Data provided:
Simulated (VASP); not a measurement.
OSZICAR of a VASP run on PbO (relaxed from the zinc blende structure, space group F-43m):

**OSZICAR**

Task item: Nothing outside this range should appear: the lines from the start of the listing through the line with "OSZICAR of a", each reproduced exactly, both ends included.

Answer area:
Simulated (VASP); not a measurement.
OSZICAR of a VASP run on PbO (relaxed from the zinc blende structure, space group F-43m):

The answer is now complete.